■ **Work task**
Give back, exactly as written, the lines from the beginning of the listing through the one that contains "Problem. Where does the relaxation end?".

BEGIN Provided records

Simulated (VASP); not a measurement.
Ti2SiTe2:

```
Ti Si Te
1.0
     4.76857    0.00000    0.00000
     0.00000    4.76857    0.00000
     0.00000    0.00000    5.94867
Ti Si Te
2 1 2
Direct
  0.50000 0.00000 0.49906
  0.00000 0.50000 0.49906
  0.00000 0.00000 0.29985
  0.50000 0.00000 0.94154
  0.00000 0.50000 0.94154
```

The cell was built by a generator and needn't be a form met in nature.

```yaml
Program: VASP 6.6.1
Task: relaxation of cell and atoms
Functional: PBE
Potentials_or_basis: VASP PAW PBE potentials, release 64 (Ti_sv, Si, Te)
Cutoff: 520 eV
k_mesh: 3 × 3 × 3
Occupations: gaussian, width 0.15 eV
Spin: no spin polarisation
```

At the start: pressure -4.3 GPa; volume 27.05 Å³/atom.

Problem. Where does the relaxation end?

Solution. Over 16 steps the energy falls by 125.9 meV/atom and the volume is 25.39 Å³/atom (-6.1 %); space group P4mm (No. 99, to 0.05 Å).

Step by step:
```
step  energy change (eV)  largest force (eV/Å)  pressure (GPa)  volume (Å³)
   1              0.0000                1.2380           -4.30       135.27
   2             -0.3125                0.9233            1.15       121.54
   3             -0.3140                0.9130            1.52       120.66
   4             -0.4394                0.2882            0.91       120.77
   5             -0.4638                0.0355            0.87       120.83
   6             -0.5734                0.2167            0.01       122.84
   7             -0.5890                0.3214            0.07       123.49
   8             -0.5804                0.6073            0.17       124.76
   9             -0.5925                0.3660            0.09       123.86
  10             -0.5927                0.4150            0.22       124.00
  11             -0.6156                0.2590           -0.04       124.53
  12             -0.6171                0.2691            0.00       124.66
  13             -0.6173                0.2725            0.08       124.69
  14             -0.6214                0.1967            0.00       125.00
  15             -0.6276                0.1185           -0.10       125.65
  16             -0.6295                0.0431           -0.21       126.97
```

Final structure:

END Provided records

■ **Written solution**
Simulated (VASP); not a measurement.
Ti2SiTe2:

```
Ti Si Te
1.0
     4.76857    0.00000    0.00000
     0.00000    4.76857    0.00000
     0.00000    0.00000    5.94867
Ti Si Te
2 1 2
Direct
  0.50000 0.00000 0.49906
  0.00000 0.50000 0.49906
  0.00000 0.00000 0.29985
  0.50000 0.00000 0.94154
  0.00000 0.50000 0.94154
```

The cell was built by a generator and needn't be a form met in nature.

```yaml
Program: VASP 6.6.1
Task: relaxation of cell and atoms
Functional: PBE
Potentials_or_basis: VASP PAW PBE potentials, release 64 (Ti_sv, Si, Te)
Cutoff: 520 eV
k_mesh: 3 × 3 × 3
Occupations: gaussian, width 0.15 eV
Spin: no spin polarisation
```

At the start: pressure -4.3 GPa; volume 27.05 Å³/atom.

Problem. Where does the relaxation end?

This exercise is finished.